> [WORK ITEM]
Write out, word for word, the first line of the data below and every line after it through the one containing "to begin with**".

> [INFORMATION]
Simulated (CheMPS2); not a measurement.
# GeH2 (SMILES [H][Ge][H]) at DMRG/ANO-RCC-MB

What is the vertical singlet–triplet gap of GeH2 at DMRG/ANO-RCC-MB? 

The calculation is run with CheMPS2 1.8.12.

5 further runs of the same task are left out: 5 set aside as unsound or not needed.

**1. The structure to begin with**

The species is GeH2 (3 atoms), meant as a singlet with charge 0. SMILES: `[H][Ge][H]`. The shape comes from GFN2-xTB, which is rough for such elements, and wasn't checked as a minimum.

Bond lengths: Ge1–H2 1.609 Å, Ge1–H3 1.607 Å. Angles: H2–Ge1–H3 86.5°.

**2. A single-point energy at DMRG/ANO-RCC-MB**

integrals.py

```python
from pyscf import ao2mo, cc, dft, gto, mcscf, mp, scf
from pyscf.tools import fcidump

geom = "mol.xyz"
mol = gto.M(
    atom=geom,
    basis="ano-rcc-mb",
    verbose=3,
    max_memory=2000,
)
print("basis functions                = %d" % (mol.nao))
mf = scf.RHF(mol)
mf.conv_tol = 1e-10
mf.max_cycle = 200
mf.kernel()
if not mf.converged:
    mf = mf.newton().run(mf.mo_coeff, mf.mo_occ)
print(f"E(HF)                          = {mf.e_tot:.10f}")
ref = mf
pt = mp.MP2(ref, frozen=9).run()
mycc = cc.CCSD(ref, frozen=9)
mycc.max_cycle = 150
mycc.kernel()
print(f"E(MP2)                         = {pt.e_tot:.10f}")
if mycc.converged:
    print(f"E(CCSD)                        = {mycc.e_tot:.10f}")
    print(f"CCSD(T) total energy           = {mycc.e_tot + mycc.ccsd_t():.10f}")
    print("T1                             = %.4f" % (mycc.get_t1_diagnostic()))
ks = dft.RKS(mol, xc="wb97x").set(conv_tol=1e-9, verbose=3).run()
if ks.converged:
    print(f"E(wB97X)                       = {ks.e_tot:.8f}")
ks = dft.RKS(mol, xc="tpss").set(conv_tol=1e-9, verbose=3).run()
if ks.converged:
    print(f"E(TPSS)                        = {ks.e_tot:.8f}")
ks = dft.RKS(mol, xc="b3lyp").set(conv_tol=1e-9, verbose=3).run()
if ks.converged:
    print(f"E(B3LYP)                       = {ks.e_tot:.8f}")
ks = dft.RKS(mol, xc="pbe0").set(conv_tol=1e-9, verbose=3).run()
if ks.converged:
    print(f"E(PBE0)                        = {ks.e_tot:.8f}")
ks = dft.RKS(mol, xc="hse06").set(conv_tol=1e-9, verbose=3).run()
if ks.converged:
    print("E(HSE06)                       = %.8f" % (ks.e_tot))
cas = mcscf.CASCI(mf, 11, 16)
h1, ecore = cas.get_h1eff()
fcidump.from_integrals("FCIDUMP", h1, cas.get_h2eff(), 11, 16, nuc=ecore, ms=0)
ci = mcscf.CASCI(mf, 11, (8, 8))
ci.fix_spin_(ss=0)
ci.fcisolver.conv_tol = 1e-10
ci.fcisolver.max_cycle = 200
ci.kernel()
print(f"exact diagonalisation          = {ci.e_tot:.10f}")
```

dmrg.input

> [YOUR RESPONSE]
Simulated (CheMPS2); not a measurement.
# GeH2 (SMILES [H][Ge][H]) at DMRG/ANO-RCC-MB

What is the vertical singlet–triplet gap of GeH2 at DMRG/ANO-RCC-MB? 

The calculation is run with CheMPS2 1.8.12.

5 further runs of the same task are left out: 5 set aside as unsound or not needed.

**1. The structure to begin with**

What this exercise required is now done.